## Required action
Word for word, restate the lines from the start of the data below through the line containing "Solution. (a) 6.1; (b) 4.16.".

= Beginning of Section =
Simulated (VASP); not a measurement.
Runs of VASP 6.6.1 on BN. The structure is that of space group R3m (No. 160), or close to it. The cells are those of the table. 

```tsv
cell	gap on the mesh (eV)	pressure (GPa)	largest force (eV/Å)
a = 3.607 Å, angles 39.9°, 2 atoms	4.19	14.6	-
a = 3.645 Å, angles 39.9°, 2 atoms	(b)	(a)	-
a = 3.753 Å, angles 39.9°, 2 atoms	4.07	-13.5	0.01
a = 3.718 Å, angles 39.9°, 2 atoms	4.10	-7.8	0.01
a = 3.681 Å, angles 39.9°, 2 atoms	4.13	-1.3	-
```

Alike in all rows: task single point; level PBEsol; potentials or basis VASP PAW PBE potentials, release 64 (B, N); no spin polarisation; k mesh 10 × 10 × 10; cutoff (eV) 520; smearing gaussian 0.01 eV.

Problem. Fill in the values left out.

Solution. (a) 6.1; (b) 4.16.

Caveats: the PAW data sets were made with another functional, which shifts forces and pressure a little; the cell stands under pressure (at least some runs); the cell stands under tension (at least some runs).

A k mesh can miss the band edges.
= End of Section =

## Result
Simulated (VASP); not a measurement.
Runs of VASP 6.6.1 on BN. The structure is that of space group R3m (No. 160), or close to it. The cells are those of the table. 

```tsv
cell	gap on the mesh (eV)	pressure (GPa)	largest force (eV/Å)
a = 3.607 Å, angles 39.9°, 2 atoms	4.19	14.6	-
a = 3.645 Å, angles 39.9°, 2 atoms	(b)	(a)	-
a = 3.753 Å, angles 39.9°, 2 atoms	4.07	-13.5	0.01
a = 3.718 Å, angles 39.9°, 2 atoms	4.10	-7.8	0.01
a = 3.681 Å, angles 39.9°, 2 atoms	4.13	-1.3	-
```

Alike in all rows: task single point; level PBEsol; potentials or basis VASP PAW PBE potentials, release 64 (B, N); no spin polarisation; k mesh 10 × 10 × 10; cutoff (eV) 520; smearing gaussian 0.01 eV.

Problem. Fill in the values left out.

Solution. (a) 6.1; (b) 4.16.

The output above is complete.